▬▬▬▬▬▬▬▬▬▬

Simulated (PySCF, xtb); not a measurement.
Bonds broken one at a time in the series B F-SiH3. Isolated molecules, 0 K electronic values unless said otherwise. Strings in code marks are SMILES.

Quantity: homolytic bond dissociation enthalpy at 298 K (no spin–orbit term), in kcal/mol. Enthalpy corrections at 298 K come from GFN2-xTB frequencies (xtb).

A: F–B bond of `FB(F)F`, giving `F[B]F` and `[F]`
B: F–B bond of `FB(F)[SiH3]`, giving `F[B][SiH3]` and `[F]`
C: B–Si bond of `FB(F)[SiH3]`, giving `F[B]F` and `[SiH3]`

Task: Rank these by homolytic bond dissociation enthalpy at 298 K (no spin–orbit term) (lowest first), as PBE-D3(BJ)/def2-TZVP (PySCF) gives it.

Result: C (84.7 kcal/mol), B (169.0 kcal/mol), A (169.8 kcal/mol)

▬▬▬▬▬▬▬▬▬▬

Work task> The lines above from the one containing "Quantity: homolytic bond" through the one containing "C: B–Si bond" are to be set down exactly, and no others.

Worked solution>
Quantity: homolytic bond dissociation enthalpy at 298 K (no spin–orbit term), in kcal/mol. Enthalpy corrections at 298 K come from GFN2-xTB frequencies (xtb).

A: F–B bond of `FB(F)F`, giving `F[B]F` and `[F]`
B: F–B bond of `FB(F)[SiH3]`, giving `F[B][SiH3]` and `[F]`
C: B–Si bond of `FB(F)[SiH3]`, giving `F[B]F` and `[SiH3]`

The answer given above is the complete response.